Study material:
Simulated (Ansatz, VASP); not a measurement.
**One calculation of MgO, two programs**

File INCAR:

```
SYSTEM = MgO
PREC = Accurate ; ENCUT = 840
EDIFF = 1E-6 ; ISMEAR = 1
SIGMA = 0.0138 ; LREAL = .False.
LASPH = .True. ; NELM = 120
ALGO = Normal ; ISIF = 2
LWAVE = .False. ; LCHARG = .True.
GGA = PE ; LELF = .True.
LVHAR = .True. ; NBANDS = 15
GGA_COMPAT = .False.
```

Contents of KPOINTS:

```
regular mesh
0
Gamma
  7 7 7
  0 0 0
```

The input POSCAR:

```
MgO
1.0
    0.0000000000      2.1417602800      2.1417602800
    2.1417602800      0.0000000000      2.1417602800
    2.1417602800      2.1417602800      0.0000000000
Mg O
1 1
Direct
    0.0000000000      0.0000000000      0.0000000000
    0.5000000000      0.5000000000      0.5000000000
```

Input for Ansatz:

Work request: Having read the entries above, restate them all word for word.

Written solution:
Simulated (Ansatz, VASP); not a measurement.
**One calculation of MgO, two programs**

File INCAR:

```
SYSTEM = MgO
PREC = Accurate ; ENCUT = 840
EDIFF = 1E-6 ; ISMEAR = 1
SIGMA = 0.0138 ; LREAL = .False.
LASPH = .True. ; NELM = 120
ALGO = Normal ; ISIF = 2
LWAVE = .False. ; LCHARG = .True.
GGA = PE ; LELF = .True.
LVHAR = .True. ; NBANDS = 15
GGA_COMPAT = .False.
```

Contents of KPOINTS:

```
regular mesh
0
Gamma
  7 7 7
  0 0 0
```

The input POSCAR:

```
MgO
1.0
    0.0000000000      2.1417602800      2.1417602800
    2.1417602800      0.0000000000      2.1417602800
    2.1417602800      2.1417602800      0.0000000000
Mg O
1 1
Direct
    0.0000000000      0.0000000000      0.0000000000
    0.5000000000      0.5000000000      0.5000000000
```

Input for Ansatz:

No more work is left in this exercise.